== ACTIVITY ==
When the line containing "Coordinates of k" is found in the data below, copy it and each line after it through the line containing "The meshes of", exactly and with no others.

== DATA SHOWN ==

-------------------------

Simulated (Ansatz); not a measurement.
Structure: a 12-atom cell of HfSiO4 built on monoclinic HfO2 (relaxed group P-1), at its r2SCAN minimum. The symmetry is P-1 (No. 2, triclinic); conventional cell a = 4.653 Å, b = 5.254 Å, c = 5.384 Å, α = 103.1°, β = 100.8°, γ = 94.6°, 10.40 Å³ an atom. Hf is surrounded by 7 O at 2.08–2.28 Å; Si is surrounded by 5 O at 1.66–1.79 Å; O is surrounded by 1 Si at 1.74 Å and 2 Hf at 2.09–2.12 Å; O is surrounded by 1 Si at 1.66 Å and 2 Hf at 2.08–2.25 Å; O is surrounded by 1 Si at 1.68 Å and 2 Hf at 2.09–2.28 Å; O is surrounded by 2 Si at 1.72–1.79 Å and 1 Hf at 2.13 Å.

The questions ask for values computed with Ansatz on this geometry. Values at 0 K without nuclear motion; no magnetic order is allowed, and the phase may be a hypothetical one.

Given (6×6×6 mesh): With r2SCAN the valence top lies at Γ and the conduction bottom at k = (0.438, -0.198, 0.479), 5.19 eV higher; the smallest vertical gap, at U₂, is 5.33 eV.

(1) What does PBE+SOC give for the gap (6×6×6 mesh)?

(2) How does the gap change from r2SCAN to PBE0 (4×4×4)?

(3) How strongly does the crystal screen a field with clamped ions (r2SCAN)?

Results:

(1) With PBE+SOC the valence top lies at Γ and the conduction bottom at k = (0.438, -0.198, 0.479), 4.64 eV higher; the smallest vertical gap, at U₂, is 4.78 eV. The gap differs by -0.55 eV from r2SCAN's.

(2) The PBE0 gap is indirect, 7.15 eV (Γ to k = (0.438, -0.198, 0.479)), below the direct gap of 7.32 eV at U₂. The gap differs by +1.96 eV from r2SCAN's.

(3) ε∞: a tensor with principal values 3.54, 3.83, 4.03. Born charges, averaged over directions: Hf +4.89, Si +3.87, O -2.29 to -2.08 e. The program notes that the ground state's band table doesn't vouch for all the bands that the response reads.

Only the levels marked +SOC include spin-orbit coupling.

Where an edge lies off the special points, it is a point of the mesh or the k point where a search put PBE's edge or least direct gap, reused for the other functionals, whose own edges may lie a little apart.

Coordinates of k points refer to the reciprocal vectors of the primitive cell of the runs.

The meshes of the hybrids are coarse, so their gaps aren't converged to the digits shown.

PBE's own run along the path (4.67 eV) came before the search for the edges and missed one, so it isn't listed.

-------------------------

== EXERCISE RESULT ==
Coordinates of k points refer to the reciprocal vectors of the primitive cell of the runs.

The meshes of the hybrids are coarse, so their gaps aren't converged to the digits shown.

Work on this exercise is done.